Work order
Extract all data as written.

Information given
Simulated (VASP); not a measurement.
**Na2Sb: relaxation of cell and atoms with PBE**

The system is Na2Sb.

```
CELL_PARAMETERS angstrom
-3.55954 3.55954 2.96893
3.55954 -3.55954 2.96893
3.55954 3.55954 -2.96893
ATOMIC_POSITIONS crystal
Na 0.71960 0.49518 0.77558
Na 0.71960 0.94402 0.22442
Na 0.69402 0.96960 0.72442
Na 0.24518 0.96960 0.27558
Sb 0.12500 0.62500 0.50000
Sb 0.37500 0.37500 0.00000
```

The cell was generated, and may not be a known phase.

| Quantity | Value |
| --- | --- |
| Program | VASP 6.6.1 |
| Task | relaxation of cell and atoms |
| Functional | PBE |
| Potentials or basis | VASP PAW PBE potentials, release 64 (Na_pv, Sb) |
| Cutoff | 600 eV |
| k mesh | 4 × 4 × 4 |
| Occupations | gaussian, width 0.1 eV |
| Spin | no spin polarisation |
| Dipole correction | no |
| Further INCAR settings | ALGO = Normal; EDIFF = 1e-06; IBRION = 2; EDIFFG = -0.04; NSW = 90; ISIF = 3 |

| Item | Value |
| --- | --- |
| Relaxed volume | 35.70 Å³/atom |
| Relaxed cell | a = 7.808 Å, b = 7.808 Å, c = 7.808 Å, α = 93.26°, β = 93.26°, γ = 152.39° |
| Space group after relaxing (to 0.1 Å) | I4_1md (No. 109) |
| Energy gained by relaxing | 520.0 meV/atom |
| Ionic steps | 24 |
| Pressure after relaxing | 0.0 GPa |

Reply
Simulated (VASP); not a measurement.
**Na2Sb: relaxation of cell and atoms with PBE**

The system is Na2Sb.

```
CELL_PARAMETERS angstrom
-3.55954 3.55954 2.96893
3.55954 -3.55954 2.96893
3.55954 3.55954 -2.96893
ATOMIC_POSITIONS crystal
Na 0.71960 0.49518 0.77558
Na 0.71960 0.94402 0.22442
Na 0.69402 0.96960 0.72442
Na 0.24518 0.96960 0.27558
Sb 0.12500 0.62500 0.50000
Sb 0.37500 0.37500 0.00000
```

The cell was generated, and may not be a known phase.

| Quantity | Value |
| --- | --- |
| Program | VASP 6.6.1 |
| Task | relaxation of cell and atoms |
| Functional | PBE |
| Potentials or basis | VASP PAW PBE potentials, release 64 (Na_pv, Sb) |
| Cutoff | 600 eV |
| k mesh | 4 × 4 × 4 |
| Occupations | gaussian, width 0.1 eV |
| Spin | no spin polarisation |
| Dipole correction | no |
| Further INCAR settings | ALGO = Normal; EDIFF = 1e-06; IBRION = 2; EDIFFG = -0.04; NSW = 90; ISIF = 3 |

| Item | Value |
| --- | --- |
| Relaxed volume | 35.70 Å³/atom |
| Relaxed cell | a = 7.808 Å, b = 7.808 Å, c = 7.808 Å, α = 93.26°, β = 93.26°, γ = 152.39° |
| Space group after relaxing (to 0.1 Å) | I4_1md (No. 109) |
| Energy gained by relaxing | 520.0 meV/atom |
| Ionic steps | 24 |
| Pressure after relaxing | 0.0 GPa |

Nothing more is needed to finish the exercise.